_Required action:_ Output the entire listing without altering anything.

--- START ---

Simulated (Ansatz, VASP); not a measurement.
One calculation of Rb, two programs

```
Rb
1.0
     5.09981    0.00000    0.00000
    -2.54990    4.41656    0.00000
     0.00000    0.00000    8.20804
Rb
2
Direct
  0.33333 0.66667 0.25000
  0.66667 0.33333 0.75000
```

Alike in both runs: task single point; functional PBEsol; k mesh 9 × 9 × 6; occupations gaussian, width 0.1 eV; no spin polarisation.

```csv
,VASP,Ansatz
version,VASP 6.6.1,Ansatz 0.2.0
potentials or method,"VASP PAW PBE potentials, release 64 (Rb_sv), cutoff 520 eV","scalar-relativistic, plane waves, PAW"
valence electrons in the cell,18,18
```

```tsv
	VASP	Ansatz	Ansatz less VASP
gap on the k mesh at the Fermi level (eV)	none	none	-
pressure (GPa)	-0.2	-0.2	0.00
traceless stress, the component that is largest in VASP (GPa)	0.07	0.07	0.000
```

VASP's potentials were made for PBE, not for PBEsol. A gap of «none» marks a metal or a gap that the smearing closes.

--- END ---

_Expected answer:_
Simulated (Ansatz, VASP); not a measurement.
One calculation of Rb, two programs

```
Rb
1.0
     5.09981    0.00000    0.00000
    -2.54990    4.41656    0.00000
     0.00000    0.00000    8.20804
Rb
2
Direct
  0.33333 0.66667 0.25000
  0.66667 0.33333 0.75000
```

Alike in both runs: task single point; functional PBEsol; k mesh 9 × 9 × 6; occupations gaussian, width 0.1 eV; no spin polarisation.

```csv
,VASP,Ansatz
version,VASP 6.6.1,Ansatz 0.2.0
potentials or method,"VASP PAW PBE potentials, release 64 (Rb_sv), cutoff 520 eV","scalar-relativistic, plane waves, PAW"
valence electrons in the cell,18,18
```

```tsv
	VASP	Ansatz	Ansatz less VASP
gap on the k mesh at the Fermi level (eV)	none	none	-
pressure (GPa)	-0.2	-0.2	0.00
traceless stress, the component that is largest in VASP (GPa)	0.07	0.07	0.000
```

VASP's potentials were made for PBE, not for PBEsol. A gap of «none» marks a metal or a gap that the smearing closes.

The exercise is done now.